● **ACTION ITEM**
When you reach the line containing "A: 0.381 eV/Å.", stop after it; until then, copy each line of the listing exactly, starting with the first.

-=-=-=-=-
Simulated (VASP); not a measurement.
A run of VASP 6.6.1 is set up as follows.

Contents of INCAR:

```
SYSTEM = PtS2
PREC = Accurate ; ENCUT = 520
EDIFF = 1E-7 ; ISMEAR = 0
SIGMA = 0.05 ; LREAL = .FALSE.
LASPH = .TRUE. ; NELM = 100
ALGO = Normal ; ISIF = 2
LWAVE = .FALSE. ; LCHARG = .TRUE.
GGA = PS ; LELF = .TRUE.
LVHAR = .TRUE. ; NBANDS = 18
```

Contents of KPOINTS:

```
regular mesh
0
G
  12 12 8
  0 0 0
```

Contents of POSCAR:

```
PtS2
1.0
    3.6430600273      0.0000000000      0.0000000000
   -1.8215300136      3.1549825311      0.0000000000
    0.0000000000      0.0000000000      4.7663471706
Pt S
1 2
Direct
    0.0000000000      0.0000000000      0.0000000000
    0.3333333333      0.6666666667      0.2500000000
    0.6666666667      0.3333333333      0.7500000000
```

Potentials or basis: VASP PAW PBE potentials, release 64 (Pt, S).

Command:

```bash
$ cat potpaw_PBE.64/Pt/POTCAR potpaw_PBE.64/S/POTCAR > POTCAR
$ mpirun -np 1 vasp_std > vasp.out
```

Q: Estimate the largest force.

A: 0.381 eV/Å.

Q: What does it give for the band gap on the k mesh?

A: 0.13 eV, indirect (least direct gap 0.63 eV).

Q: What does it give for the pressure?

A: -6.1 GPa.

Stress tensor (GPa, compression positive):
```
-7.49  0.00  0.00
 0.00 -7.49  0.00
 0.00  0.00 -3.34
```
-=-=-=-=-

● **WRITTEN SOLUTION**
Simulated (VASP); not a measurement.
A run of VASP 6.6.1 is set up as follows.

Contents of INCAR:

```
SYSTEM = PtS2
PREC = Accurate ; ENCUT = 520
EDIFF = 1E-7 ; ISMEAR = 0
SIGMA = 0.05 ; LREAL = .FALSE.
LASPH = .TRUE. ; NELM = 100
ALGO = Normal ; ISIF = 2
LWAVE = .FALSE. ; LCHARG = .TRUE.
GGA = PS ; LELF = .TRUE.
LVHAR = .TRUE. ; NBANDS = 18
```

Contents of KPOINTS:

```
regular mesh
0
G
  12 12 8
  0 0 0
```

Contents of POSCAR:

```
PtS2
1.0
    3.6430600273      0.0000000000      0.0000000000
   -1.8215300136      3.1549825311      0.0000000000
    0.0000000000      0.0000000000      4.7663471706
Pt S
1 2
Direct
    0.0000000000      0.0000000000      0.0000000000
    0.3333333333      0.6666666667      0.2500000000
    0.6666666667      0.3333333333      0.7500000000
```

Potentials or basis: VASP PAW PBE potentials, release 64 (Pt, S).

Command:

```bash
$ cat potpaw_PBE.64/Pt/POTCAR potpaw_PBE.64/S/POTCAR > POTCAR
$ mpirun -np 1 vasp_std > vasp.out
```

Q: Estimate the largest force.

A: 0.381 eV/Å.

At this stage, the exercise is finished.